From the data below, return the exact lines starting at the line containing "(The calculation used" and ending at the line containing "A: The volume per atom goes from 13.07 to 12.31", both included, and nothing else.

------ DATA ------

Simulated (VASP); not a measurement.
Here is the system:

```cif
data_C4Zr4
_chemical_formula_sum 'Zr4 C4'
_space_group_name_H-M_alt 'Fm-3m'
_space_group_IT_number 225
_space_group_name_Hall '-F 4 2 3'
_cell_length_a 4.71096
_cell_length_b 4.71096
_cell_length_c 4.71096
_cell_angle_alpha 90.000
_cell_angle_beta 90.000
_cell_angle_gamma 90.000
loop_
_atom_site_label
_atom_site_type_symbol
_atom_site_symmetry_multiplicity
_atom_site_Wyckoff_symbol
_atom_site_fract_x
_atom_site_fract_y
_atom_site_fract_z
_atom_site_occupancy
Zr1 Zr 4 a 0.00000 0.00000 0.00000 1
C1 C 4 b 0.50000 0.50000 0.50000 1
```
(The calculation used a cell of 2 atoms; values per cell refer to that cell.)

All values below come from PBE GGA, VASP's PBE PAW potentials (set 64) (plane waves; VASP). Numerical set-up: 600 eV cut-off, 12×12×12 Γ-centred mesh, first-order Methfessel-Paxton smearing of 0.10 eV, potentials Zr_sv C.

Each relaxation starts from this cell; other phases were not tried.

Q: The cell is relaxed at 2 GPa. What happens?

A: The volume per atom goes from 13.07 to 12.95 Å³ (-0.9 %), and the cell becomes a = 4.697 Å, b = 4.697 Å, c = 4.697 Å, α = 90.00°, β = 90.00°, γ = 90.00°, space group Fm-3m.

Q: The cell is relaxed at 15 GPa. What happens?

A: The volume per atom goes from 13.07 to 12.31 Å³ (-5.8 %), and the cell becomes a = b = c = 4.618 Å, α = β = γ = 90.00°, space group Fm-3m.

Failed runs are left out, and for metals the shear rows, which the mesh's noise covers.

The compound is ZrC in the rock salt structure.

------

▸ WRITTEN RESPONSE
(The calculation used a cell of 2 atoms; values per cell refer to that cell.)

All values below come from PBE GGA, VASP's PBE PAW potentials (set 64) (plane waves; VASP). Numerical set-up: 600 eV cut-off, 12×12×12 Γ-centred mesh, first-order Methfessel-Paxton smearing of 0.10 eV, potentials Zr_sv C.

Each relaxation starts from this cell; other phases were not tried.

Q: The cell is relaxed at 2 GPa. What happens?

A: The volume per atom goes from 13.07 to 12.95 Å³ (-0.9 %), and the cell becomes a = 4.697 Å, b = 4.697 Å, c = 4.697 Å, α = 90.00°, β = 90.00°, γ = 90.00°, space group Fm-3m.

Q: The cell is relaxed at 15 GPa. What happens?

A: The volume per atom goes from 13.07 to 12.31 Å³ (-5.8 %), and the cell becomes a = b = c = 4.618 Å, α = β = γ = 90.00°, space group Fm-3m.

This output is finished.